------ RECORD SET

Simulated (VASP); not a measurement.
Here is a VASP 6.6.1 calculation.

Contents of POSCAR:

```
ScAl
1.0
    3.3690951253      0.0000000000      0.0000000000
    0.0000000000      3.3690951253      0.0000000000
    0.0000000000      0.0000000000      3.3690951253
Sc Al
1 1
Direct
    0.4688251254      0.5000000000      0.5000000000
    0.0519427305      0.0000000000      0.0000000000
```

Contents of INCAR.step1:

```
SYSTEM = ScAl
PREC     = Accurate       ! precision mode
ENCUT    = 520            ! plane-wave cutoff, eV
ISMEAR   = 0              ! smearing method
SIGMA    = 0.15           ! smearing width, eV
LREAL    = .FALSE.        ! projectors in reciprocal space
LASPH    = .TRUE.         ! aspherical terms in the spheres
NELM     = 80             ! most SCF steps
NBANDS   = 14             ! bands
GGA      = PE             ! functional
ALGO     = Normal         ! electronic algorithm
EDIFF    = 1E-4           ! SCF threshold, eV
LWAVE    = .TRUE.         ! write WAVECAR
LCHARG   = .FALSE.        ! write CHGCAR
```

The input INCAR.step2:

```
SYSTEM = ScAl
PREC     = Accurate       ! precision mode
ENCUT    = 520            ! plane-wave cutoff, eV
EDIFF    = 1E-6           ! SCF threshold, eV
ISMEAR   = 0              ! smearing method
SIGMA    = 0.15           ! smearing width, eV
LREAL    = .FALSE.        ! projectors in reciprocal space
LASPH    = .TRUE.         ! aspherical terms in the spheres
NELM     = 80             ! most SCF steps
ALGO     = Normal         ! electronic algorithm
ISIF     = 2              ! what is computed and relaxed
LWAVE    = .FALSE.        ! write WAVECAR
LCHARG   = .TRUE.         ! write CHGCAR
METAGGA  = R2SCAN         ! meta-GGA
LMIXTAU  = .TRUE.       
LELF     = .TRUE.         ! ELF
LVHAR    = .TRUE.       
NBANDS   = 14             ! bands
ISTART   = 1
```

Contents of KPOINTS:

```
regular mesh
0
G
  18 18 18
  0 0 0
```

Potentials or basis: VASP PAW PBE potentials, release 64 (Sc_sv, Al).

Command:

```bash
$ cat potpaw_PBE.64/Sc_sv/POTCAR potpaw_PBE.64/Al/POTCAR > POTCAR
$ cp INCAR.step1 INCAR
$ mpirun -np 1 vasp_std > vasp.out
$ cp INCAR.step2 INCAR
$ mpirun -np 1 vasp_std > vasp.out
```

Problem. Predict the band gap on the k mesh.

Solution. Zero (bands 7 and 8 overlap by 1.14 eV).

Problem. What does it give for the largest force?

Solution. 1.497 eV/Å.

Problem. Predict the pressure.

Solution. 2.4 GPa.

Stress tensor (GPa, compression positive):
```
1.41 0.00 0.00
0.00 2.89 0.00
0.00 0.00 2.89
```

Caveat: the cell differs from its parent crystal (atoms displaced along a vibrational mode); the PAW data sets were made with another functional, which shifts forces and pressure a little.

------------

◆ WORK REQUEST
Please write out the material word for word from its first line through the line holding "Problem. Predict the band gap on the k mesh.", including both, and no line past it.

◆ TASK RESULT
Simulated (VASP); not a measurement.
Here is a VASP 6.6.1 calculation.

Contents of POSCAR:

```
ScAl
1.0
    3.3690951253      0.0000000000      0.0000000000
    0.0000000000      3.3690951253      0.0000000000
    0.0000000000      0.0000000000      3.3690951253
Sc Al
1 1
Direct
    0.4688251254      0.5000000000      0.5000000000
    0.0519427305      0.0000000000      0.0000000000
```

Contents of INCAR.step1:

```
SYSTEM = ScAl
PREC     = Accurate       ! precision mode
ENCUT    = 520            ! plane-wave cutoff, eV
ISMEAR   = 0              ! smearing method
SIGMA    = 0.15           ! smearing width, eV
LREAL    = .FALSE.        ! projectors in reciprocal space
LASPH    = .TRUE.         ! aspherical terms in the spheres
NELM     = 80             ! most SCF steps
NBANDS   = 14             ! bands
GGA      = PE             ! functional
ALGO     = Normal         ! electronic algorithm
EDIFF    = 1E-4           ! SCF threshold, eV
LWAVE    = .TRUE.         ! write WAVECAR
LCHARG   = .FALSE.        ! write CHGCAR
```

The input INCAR.step2:

```
SYSTEM = ScAl
PREC     = Accurate       ! precision mode
ENCUT    = 520            ! plane-wave cutoff, eV
EDIFF    = 1E-6           ! SCF threshold, eV
ISMEAR   = 0              ! smearing method
SIGMA    = 0.15           ! smearing width, eV
LREAL    = .FALSE.        ! projectors in reciprocal space
LASPH    = .TRUE.         ! aspherical terms in the spheres
NELM     = 80             ! most SCF steps
ALGO     = Normal         ! electronic algorithm
ISIF     = 2              ! what is computed and relaxed
LWAVE    = .FALSE.        ! write WAVECAR
LCHARG   = .TRUE.         ! write CHGCAR
METAGGA  = R2SCAN         ! meta-GGA
LMIXTAU  = .TRUE.       
LELF     = .TRUE.         ! ELF
LVHAR    = .TRUE.       
NBANDS   = 14             ! bands
ISTART   = 1
```

Contents of KPOINTS:

```
regular mesh
0
G
  18 18 18
  0 0 0
```

Potentials or basis: VASP PAW PBE potentials, release 64 (Sc_sv, Al).

Command:

```bash
$ cat potpaw_PBE.64/Sc_sv/POTCAR potpaw_PBE.64/Al/POTCAR > POTCAR
$ cp INCAR.step1 INCAR
$ mpirun -np 1 vasp_std > vasp.out
$ cp INCAR.step2 INCAR
$ mpirun -np 1 vasp_std > vasp.out
```

Problem. Predict the band gap on the k mesh.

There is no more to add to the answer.